#### WORK TASK
After reading the entries below, copy word for word the lines from the first through the line containing "Fig. 1. Band", and stop there.

#### DATA EXTRACT
_ _ _ _ _

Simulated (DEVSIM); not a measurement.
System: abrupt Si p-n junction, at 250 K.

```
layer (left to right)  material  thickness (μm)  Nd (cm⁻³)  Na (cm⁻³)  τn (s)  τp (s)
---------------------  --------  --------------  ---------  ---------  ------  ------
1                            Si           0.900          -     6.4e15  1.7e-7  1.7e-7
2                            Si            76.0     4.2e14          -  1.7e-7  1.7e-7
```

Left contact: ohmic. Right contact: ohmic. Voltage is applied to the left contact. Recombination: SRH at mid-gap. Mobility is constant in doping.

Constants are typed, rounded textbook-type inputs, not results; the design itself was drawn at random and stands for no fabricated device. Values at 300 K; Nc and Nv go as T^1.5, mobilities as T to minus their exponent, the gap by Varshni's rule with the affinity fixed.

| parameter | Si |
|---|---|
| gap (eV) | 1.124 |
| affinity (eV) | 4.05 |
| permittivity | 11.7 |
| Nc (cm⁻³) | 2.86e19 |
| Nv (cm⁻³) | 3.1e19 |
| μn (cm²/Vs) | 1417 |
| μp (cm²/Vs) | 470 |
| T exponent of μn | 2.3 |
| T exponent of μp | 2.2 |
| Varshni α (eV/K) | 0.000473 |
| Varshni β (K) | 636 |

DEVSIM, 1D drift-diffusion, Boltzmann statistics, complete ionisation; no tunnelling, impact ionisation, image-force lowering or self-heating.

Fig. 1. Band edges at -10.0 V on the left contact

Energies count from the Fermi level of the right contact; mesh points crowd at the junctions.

_ _ _ _ _

#### YOUR RESPONSE
Simulated (DEVSIM); not a measurement.
System: abrupt Si p-n junction, at 250 K.

```
layer (left to right)  material  thickness (μm)  Nd (cm⁻³)  Na (cm⁻³)  τn (s)  τp (s)
---------------------  --------  --------------  ---------  ---------  ------  ------
1                            Si           0.900          -     6.4e15  1.7e-7  1.7e-7
2                            Si            76.0     4.2e14          -  1.7e-7  1.7e-7
```

Left contact: ohmic. Right contact: ohmic. Voltage is applied to the left contact. Recombination: SRH at mid-gap. Mobility is constant in doping.

Constants are typed, rounded textbook-type inputs, not results; the design itself was drawn at random and stands for no fabricated device. Values at 300 K; Nc and Nv go as T^1.5, mobilities as T to minus their exponent, the gap by Varshni's rule with the affinity fixed.

| parameter | Si |
|---|---|
| gap (eV) | 1.124 |
| affinity (eV) | 4.05 |
| permittivity | 11.7 |
| Nc (cm⁻³) | 2.86e19 |
| Nv (cm⁻³) | 3.1e19 |
| μn (cm²/Vs) | 1417 |
| μp (cm²/Vs) | 470 |
| T exponent of μn | 2.3 |
| T exponent of μp | 2.2 |
| Varshni α (eV/K) | 0.000473 |
| Varshni β (K) | 636 |

DEVSIM, 1D drift-diffusion, Boltzmann statistics, complete ionisation; no tunnelling, impact ionisation, image-force lowering or self-heating.

Fig. 1. Band edges at -10.0 V on the left contact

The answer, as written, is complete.